» **Listed entries**
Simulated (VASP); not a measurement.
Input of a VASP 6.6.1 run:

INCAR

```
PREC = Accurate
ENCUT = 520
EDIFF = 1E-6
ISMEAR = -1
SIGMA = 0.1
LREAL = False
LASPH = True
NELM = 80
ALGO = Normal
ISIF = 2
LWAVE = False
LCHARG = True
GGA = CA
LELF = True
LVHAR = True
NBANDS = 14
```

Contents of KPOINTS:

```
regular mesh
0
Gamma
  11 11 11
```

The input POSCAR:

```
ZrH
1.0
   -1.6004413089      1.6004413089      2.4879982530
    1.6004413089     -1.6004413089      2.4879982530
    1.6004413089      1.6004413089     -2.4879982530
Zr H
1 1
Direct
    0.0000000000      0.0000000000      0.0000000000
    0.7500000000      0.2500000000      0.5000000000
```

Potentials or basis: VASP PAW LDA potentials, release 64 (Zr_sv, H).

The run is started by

» **Work request**
All the data needs repeating. Return it exactly.

» **Written reply**
Simulated (VASP); not a measurement.
Input of a VASP 6.6.1 run:

INCAR

```
PREC = Accurate
ENCUT = 520
EDIFF = 1E-6
ISMEAR = -1
SIGMA = 0.1
LREAL = False
LASPH = True
NELM = 80
ALGO = Normal
ISIF = 2
LWAVE = False
LCHARG = True
GGA = CA
LELF = True
LVHAR = True
NBANDS = 14
```

Contents of KPOINTS:

```
regular mesh
0
Gamma
  11 11 11
```

The input POSCAR:

```
ZrH
1.0
   -1.6004413089      1.6004413089      2.4879982530
    1.6004413089     -1.6004413089      2.4879982530
    1.6004413089      1.6004413089     -2.4879982530
Zr H
1 1
Direct
    0.0000000000      0.0000000000      0.0000000000
    0.7500000000      0.2500000000      0.5000000000
```

Potentials or basis: VASP PAW LDA potentials, release 64 (Zr_sv, H).

The run is started by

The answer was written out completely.